Work request.
From the line with "rₑ | 2.172 Å |" through the line with "fragments | 2.08 eV |", inclusive, return each line of the data below exactly and leave the rest out.

Extracted records.

↓

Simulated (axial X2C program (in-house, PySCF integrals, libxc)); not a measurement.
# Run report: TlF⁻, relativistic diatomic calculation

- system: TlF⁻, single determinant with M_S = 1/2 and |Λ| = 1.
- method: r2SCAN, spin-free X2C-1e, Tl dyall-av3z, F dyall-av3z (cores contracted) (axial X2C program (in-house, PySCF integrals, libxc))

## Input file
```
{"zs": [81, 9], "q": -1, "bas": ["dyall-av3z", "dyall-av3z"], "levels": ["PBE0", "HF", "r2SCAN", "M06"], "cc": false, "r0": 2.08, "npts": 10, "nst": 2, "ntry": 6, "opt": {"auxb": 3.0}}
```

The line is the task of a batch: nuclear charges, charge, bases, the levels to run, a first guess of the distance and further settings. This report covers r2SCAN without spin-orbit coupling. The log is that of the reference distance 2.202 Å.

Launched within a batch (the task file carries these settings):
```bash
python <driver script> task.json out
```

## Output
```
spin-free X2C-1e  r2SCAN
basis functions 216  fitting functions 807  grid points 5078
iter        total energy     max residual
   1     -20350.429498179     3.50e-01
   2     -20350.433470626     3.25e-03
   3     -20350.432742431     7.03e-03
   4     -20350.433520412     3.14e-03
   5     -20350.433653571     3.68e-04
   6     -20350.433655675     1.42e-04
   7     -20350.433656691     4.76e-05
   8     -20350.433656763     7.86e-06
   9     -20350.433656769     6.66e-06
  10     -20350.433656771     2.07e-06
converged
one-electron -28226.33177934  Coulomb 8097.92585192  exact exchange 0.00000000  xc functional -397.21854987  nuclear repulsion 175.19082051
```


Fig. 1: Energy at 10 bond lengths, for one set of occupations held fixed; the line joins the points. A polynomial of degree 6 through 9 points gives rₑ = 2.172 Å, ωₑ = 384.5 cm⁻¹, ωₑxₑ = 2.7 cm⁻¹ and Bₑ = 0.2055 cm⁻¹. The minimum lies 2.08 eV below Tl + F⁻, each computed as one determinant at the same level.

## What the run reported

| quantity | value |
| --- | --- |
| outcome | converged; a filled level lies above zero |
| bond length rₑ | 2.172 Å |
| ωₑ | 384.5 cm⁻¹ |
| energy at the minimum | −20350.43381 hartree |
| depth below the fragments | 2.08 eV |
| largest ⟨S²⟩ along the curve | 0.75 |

↑

Exercise response.
| bond length rₑ | 2.172 Å |
| ωₑ | 384.5 cm⁻¹ |
| energy at the minimum | −20350.43381 hartree |
| depth below the fragments | 2.08 eV |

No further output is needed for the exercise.